* WORK REQUEST: Of the lines below, write out exactly those from the line with "The step: SiNH₅O₂" through the line with "Labels in which", both included, and skip the rest.

* DATA EXCERPTS:
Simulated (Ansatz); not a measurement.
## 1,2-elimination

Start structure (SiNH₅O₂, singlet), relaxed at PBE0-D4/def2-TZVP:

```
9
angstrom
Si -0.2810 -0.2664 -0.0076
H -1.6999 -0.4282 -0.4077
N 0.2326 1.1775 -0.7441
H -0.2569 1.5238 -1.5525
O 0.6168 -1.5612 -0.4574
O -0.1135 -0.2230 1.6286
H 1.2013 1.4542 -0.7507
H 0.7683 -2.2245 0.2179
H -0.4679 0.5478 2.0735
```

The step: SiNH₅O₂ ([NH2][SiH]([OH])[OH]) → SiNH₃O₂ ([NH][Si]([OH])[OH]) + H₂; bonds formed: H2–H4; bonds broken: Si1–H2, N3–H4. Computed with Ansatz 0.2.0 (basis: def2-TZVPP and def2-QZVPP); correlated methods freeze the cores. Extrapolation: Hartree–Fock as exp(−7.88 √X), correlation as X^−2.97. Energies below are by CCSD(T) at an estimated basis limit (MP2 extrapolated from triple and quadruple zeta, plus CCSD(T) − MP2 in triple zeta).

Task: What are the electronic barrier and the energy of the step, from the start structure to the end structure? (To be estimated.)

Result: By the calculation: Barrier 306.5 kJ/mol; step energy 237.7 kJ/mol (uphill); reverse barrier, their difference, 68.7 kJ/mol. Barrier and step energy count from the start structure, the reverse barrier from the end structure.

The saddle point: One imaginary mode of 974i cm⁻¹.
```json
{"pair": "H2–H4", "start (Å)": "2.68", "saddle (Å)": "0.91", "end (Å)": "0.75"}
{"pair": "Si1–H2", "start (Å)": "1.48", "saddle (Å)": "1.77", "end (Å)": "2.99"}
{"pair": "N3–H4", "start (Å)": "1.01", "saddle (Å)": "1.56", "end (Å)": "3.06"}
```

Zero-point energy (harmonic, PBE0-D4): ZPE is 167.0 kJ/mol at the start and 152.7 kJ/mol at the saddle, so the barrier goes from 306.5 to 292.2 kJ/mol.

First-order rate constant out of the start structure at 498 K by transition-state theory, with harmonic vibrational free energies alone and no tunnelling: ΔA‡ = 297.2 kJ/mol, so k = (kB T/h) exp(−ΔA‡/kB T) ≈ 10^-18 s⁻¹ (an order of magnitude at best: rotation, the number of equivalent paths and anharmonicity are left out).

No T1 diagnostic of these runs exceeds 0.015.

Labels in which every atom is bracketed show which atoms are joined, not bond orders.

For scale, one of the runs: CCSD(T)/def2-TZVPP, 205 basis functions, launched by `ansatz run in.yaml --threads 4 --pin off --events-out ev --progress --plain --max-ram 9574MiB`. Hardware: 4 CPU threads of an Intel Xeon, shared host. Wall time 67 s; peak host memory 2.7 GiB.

* WRITTEN ANSWER:
The step: SiNH₅O₂ ([NH2][SiH]([OH])[OH]) → SiNH₃O₂ ([NH][Si]([OH])[OH]) + H₂; bonds formed: H2–H4; bonds broken: Si1–H2, N3–H4. Computed with Ansatz 0.2.0 (basis: def2-TZVPP and def2-QZVPP); correlated methods freeze the cores. Extrapolation: Hartree–Fock as exp(−7.88 √X), correlation as X^−2.97. Energies below are by CCSD(T) at an estimated basis limit (MP2 extrapolated from triple and quadruple zeta, plus CCSD(T) − MP2 in triple zeta).

Task: What are the electronic barrier and the energy of the step, from the start structure to the end structure? (To be estimated.)

Result: By the calculation: Barrier 306.5 kJ/mol; step energy 237.7 kJ/mol (uphill); reverse barrier, their difference, 68.7 kJ/mol. Barrier and step energy count from the start structure, the reverse barrier from the end structure.

The saddle point: One imaginary mode of 974i cm⁻¹.
```json
{"pair": "H2–H4", "start (Å)": "2.68", "saddle (Å)": "0.91", "end (Å)": "0.75"}
{"pair": "Si1–H2", "start (Å)": "1.48", "saddle (Å)": "1.77", "end (Å)": "2.99"}
{"pair": "N3–H4", "start (Å)": "1.01", "saddle (Å)": "1.56", "end (Å)": "3.06"}
```

Zero-point energy (harmonic, PBE0-D4): ZPE is 167.0 kJ/mol at the start and 152.7 kJ/mol at the saddle, so the barrier goes from 306.5 to 292.2 kJ/mol.

First-order rate constant out of the start structure at 498 K by transition-state theory, with harmonic vibrational free energies alone and no tunnelling: ΔA‡ = 297.2 kJ/mol, so k = (kB T/h) exp(−ΔA‡/kB T) ≈ 10^-18 s⁻¹ (an order of magnitude at best: rotation, the number of equivalent paths and anharmonicity are left out).

No T1 diagnostic of these runs exceeds 0.015.

Labels in which every atom is bracketed show which atoms are joined, not bond orders.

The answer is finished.